[Opening RECORDED INFORMATION section]

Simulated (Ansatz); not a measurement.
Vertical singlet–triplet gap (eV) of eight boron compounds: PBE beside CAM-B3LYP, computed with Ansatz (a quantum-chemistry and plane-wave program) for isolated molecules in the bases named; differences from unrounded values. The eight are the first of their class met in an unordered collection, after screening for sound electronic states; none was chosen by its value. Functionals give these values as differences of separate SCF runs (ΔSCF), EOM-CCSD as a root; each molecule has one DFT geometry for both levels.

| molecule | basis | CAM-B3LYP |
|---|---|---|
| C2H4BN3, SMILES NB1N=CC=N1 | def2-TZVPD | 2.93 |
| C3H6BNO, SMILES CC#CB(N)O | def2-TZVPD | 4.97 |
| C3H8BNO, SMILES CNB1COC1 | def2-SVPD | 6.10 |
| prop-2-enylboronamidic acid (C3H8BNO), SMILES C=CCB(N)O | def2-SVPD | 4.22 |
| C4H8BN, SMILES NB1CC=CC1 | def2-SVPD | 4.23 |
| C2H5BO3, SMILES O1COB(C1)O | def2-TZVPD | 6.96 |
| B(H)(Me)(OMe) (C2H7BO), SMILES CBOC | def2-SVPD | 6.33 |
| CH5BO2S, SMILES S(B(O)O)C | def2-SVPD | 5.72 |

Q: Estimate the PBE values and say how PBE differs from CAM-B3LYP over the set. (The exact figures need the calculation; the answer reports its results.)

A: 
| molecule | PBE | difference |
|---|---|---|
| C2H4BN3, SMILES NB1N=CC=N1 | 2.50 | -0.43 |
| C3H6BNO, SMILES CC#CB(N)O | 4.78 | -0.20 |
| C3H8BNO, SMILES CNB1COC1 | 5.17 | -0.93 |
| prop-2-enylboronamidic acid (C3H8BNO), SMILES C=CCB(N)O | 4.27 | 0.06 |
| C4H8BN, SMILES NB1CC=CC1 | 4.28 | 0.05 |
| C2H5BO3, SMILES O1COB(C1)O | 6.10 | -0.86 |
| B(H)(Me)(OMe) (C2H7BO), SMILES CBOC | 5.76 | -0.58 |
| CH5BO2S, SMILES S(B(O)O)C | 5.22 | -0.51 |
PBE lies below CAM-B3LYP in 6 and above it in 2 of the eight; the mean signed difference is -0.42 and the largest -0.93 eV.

[Closing RECORDED INFORMATION section]

§ WORK ITEM
Only the lines from the top of the data through the line that contains "def2-SVPD | 4.23 |" should be quoted, exactly as they stand.

§ WRITTEN REPLY
Simulated (Ansatz); not a measurement.
Vertical singlet–triplet gap (eV) of eight boron compounds: PBE beside CAM-B3LYP, computed with Ansatz (a quantum-chemistry and plane-wave program) for isolated molecules in the bases named; differences from unrounded values. The eight are the first of their class met in an unordered collection, after screening for sound electronic states; none was chosen by its value. Functionals give these values as differences of separate SCF runs (ΔSCF), EOM-CCSD as a root; each molecule has one DFT geometry for both levels.

| molecule | basis | CAM-B3LYP |
|---|---|---|
| C2H4BN3, SMILES NB1N=CC=N1 | def2-TZVPD | 2.93 |
| C3H6BNO, SMILES CC#CB(N)O | def2-TZVPD | 4.97 |
| C3H8BNO, SMILES CNB1COC1 | def2-SVPD | 6.10 |
| prop-2-enylboronamidic acid (C3H8BNO), SMILES C=CCB(N)O | def2-SVPD | 4.22 |
| C4H8BN, SMILES NB1CC=CC1 | def2-SVPD | 4.23 |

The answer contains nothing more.